─── Dataset extract ───

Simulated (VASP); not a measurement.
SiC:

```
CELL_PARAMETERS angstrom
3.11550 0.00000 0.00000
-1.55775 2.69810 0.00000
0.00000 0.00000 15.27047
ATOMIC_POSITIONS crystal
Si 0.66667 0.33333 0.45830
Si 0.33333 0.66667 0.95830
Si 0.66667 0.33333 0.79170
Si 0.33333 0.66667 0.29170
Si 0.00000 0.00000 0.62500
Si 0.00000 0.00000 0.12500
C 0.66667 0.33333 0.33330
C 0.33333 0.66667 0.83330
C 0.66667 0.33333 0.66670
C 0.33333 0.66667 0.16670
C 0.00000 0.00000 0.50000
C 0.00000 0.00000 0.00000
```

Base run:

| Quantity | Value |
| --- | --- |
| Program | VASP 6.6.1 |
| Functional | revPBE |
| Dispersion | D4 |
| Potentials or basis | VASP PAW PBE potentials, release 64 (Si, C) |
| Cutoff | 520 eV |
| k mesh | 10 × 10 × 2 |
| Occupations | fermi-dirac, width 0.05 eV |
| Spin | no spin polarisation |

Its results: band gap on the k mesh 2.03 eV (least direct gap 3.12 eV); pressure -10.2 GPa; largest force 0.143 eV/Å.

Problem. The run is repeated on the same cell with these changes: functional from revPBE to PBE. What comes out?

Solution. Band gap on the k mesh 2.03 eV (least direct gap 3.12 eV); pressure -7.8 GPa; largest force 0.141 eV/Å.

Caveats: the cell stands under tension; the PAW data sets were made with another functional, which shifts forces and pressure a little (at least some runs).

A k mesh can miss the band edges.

───

Exercise »
Within the material above, transcribe exactly the lines that run from the line holding "Cutoff | 520 eV |" through the line holding "Solution. Band gap".

Worked solution »
| Cutoff | 520 eV |
| k mesh | 10 × 10 × 2 |
| Occupations | fermi-dirac, width 0.05 eV |
| Spin | no spin polarisation |

Its results: band gap on the k mesh 2.03 eV (least direct gap 3.12 eV); pressure -10.2 GPa; largest force 0.143 eV/Å.

Problem. The run is repeated on the same cell with these changes: functional from revPBE to PBE. What comes out?

Solution. Band gap on the k mesh 2.03 eV (least direct gap 3.12 eV); pressure -7.8 GPa; largest force 0.141 eV/Å.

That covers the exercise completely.